WORK TASK: Set down exactly the lines of the records from the top to the line containing "Method: CP2K XAS_TDP, all-electron"; include both.

━━ MATERIAL PROVIDED

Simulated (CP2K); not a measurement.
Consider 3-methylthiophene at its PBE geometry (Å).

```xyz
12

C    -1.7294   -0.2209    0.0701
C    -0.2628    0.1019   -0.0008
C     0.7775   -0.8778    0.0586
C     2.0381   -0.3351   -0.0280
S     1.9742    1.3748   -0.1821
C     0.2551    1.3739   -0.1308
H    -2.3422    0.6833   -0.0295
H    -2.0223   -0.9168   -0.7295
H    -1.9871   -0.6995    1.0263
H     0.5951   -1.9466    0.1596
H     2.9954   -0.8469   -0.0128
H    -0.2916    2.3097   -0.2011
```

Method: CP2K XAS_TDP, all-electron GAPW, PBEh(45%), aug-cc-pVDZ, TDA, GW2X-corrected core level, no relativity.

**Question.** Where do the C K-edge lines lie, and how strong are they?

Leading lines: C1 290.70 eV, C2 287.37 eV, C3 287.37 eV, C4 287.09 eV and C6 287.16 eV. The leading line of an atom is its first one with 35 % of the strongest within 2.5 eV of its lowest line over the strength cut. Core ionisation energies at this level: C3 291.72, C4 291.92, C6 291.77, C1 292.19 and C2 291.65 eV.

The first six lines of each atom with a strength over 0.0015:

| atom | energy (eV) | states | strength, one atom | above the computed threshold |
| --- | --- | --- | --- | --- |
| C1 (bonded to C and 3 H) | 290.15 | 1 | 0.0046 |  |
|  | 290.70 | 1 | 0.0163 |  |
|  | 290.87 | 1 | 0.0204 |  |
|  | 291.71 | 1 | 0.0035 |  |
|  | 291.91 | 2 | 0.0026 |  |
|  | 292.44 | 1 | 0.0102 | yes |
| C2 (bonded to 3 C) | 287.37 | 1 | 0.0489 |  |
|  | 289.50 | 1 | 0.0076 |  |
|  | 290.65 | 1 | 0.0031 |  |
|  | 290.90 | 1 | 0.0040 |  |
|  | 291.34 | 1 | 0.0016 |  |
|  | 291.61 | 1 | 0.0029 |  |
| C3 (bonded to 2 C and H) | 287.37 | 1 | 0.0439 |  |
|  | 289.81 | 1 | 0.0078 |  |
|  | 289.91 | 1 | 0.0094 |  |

━━━━

YOUR SOLUTION:
Simulated (CP2K); not a measurement.
Consider 3-methylthiophene at its PBE geometry (Å).

```xyz
12

C    -1.7294   -0.2209    0.0701
C    -0.2628    0.1019   -0.0008
C     0.7775   -0.8778    0.0586
C     2.0381   -0.3351   -0.0280
S     1.9742    1.3748   -0.1821
C     0.2551    1.3739   -0.1308
H    -2.3422    0.6833   -0.0295
H    -2.0223   -0.9168   -0.7295
H    -1.9871   -0.6995    1.0263
H     0.5951   -1.9466    0.1596
H     2.9954   -0.8469   -0.0128
H    -0.2916    2.3097   -0.2011
```

Method: CP2K XAS_TDP, all-electron GAPW, PBEh(45%), aug-cc-pVDZ, TDA, GW2X-corrected core level, no relativity.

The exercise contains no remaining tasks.